=== Begin Enclosure ===
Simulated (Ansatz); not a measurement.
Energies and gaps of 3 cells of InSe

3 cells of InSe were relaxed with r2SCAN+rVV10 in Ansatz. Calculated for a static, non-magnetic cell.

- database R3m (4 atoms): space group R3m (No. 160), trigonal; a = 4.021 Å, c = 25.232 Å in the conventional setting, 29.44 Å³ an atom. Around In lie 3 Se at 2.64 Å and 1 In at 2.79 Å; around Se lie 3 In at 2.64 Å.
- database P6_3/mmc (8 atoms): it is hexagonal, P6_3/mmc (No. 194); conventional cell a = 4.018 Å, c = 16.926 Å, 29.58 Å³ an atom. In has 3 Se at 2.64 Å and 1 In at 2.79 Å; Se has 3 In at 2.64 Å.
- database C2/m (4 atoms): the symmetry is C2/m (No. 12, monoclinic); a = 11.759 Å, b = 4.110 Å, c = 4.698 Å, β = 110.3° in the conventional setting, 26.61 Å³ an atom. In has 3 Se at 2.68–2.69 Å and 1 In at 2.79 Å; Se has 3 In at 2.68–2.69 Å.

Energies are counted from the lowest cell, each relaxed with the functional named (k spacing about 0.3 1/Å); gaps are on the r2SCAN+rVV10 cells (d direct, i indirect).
=== End Enclosure ===

ASSIGNED TASK - Copy each record exactly, leaving nothing out.

EXPECTED ANSWER -
Simulated (Ansatz); not a measurement.
Energies and gaps of 3 cells of InSe

3 cells of InSe were relaxed with r2SCAN+rVV10 in Ansatz. Calculated for a static, non-magnetic cell.

- database R3m (4 atoms): space group R3m (No. 160), trigonal; a = 4.021 Å, c = 25.232 Å in the conventional setting, 29.44 Å³ an atom. Around In lie 3 Se at 2.64 Å and 1 In at 2.79 Å; around Se lie 3 In at 2.64 Å.
- database P6_3/mmc (8 atoms): it is hexagonal, P6_3/mmc (No. 194); conventional cell a = 4.018 Å, c = 16.926 Å, 29.58 Å³ an atom. In has 3 Se at 2.64 Å and 1 In at 2.79 Å; Se has 3 In at 2.64 Å.
- database C2/m (4 atoms): the symmetry is C2/m (No. 12, monoclinic); a = 11.759 Å, b = 4.110 Å, c = 4.698 Å, β = 110.3° in the conventional setting, 26.61 Å³ an atom. In has 3 Se at 2.68–2.69 Å and 1 In at 2.79 Å; Se has 3 In at 2.68–2.69 Å.

Energies are counted from the lowest cell, each relaxed with the functional named (k spacing about 0.3 1/Å); gaps are on the r2SCAN+rVV10 cells (d direct, i indirect).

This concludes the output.